WORK REQUEST:
Starting at the first line of the data below, retype every line up to and including the one containing "Task: Estimate the missing entries.".

_ _ _ _

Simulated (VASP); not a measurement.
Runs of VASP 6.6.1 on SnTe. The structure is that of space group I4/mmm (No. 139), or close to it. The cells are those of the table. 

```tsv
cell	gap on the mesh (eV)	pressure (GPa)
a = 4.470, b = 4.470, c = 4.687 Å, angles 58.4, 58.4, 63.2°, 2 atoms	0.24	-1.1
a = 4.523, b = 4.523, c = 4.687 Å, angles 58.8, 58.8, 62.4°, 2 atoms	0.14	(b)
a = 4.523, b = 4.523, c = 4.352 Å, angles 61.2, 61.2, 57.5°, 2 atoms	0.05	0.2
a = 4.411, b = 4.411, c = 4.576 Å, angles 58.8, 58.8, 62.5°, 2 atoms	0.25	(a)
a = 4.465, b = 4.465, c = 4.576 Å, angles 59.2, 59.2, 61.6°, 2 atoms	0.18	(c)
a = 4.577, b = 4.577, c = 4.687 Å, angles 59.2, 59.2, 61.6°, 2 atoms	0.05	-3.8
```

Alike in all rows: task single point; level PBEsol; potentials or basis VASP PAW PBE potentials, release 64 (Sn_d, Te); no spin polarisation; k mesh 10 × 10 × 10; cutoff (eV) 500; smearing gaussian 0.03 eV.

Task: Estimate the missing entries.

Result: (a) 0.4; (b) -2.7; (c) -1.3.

_ _ _ _

TASK OUTPUT:
Simulated (VASP); not a measurement.
Runs of VASP 6.6.1 on SnTe. The structure is that of space group I4/mmm (No. 139), or close to it. The cells are those of the table. 

```tsv
cell	gap on the mesh (eV)	pressure (GPa)
a = 4.470, b = 4.470, c = 4.687 Å, angles 58.4, 58.4, 63.2°, 2 atoms	0.24	-1.1
a = 4.523, b = 4.523, c = 4.687 Å, angles 58.8, 58.8, 62.4°, 2 atoms	0.14	(b)
a = 4.523, b = 4.523, c = 4.352 Å, angles 61.2, 61.2, 57.5°, 2 atoms	0.05	0.2
a = 4.411, b = 4.411, c = 4.576 Å, angles 58.8, 58.8, 62.5°, 2 atoms	0.25	(a)
a = 4.465, b = 4.465, c = 4.576 Å, angles 59.2, 59.2, 61.6°, 2 atoms	0.18	(c)
a = 4.577, b = 4.577, c = 4.687 Å, angles 59.2, 59.2, 61.6°, 2 atoms	0.05	-3.8
```

Alike in all rows: task single point; level PBEsol; potentials or basis VASP PAW PBE potentials, release 64 (Sn_d, Te); no spin polarisation; k mesh 10 × 10 × 10; cutoff (eV) 500; smearing gaussian 0.03 eV.

Task: Estimate the missing entries.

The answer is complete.